INFORMATION SHOWN Block Start

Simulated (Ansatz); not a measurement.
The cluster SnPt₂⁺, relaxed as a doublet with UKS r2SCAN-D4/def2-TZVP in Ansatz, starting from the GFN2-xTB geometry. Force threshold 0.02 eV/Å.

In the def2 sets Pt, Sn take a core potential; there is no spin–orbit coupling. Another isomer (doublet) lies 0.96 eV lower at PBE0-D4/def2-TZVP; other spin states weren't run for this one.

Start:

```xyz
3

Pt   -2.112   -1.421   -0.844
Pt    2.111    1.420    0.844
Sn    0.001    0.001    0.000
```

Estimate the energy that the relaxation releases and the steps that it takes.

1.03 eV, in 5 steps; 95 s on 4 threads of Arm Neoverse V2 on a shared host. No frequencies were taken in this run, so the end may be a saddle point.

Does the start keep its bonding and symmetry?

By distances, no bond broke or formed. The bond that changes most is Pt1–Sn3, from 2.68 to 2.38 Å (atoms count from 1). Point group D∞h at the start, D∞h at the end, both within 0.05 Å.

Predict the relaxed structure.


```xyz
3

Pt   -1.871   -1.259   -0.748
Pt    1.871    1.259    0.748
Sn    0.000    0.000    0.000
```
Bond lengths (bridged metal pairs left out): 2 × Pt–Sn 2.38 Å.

INFORMATION SHOWN Block End

This exercise calls for an exact reproduction of the material.

Simulated (Ansatz); not a measurement.
The cluster SnPt₂⁺, relaxed as a doublet with UKS r2SCAN-D4/def2-TZVP in Ansatz, starting from the GFN2-xTB geometry. Force threshold 0.02 eV/Å.

In the def2 sets Pt, Sn take a core potential; there is no spin–orbit coupling. Another isomer (doublet) lies 0.96 eV lower at PBE0-D4/def2-TZVP; other spin states weren't run for this one.

Start:

```xyz
3

Pt   -2.112   -1.421   -0.844
Pt    2.111    1.420    0.844
Sn    0.001    0.001    0.000
```

Estimate the energy that the relaxation releases and the steps that it takes.

1.03 eV, in 5 steps; 95 s on 4 threads of Arm Neoverse V2 on a shared host. No frequencies were taken in this run, so the end may be a saddle point.

Does the start keep its bonding and symmetry?

By distances, no bond broke or formed. The bond that changes most is Pt1–Sn3, from 2.68 to 2.38 Å (atoms count from 1). Point group D∞h at the start, D∞h at the end, both within 0.05 Å.

Predict the relaxed structure.


```xyz
3

Pt   -1.871   -1.259   -0.748
Pt    1.871    1.259    0.748
Sn    0.000    0.000    0.000
```
Bond lengths (bridged metal pairs left out): 2 × Pt–Sn 2.38 Å.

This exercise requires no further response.